DATA EXTRACTS
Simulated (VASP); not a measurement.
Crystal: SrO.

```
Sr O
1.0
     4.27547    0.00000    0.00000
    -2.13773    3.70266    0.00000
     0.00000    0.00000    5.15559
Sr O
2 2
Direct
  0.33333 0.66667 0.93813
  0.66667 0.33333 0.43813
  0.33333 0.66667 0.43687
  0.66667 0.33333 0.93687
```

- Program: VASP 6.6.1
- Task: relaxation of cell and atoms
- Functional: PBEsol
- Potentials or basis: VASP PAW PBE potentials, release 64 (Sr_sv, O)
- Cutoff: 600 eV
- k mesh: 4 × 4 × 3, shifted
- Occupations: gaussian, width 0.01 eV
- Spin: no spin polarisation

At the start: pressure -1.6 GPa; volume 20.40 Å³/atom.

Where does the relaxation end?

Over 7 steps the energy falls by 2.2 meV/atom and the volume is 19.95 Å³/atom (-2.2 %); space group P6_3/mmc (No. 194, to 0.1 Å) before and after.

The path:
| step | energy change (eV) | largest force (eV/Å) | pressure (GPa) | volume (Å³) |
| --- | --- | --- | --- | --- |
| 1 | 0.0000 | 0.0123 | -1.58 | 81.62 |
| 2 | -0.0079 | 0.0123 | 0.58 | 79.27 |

WORK ITEM
Return, unchanged, the run of lines above that opens with the line containing "- Potentials or" and closes with the line containing "Where does the relaxation end?". Include both.

WORKED SOLUTION
- Potentials or basis: VASP PAW PBE potentials, release 64 (Sr_sv, O)
- Cutoff: 600 eV
- k mesh: 4 × 4 × 3, shifted
- Occupations: gaussian, width 0.01 eV
- Spin: no spin polarisation

At the start: pressure -1.6 GPa; volume 20.40 Å³/atom.

Where does the relaxation end?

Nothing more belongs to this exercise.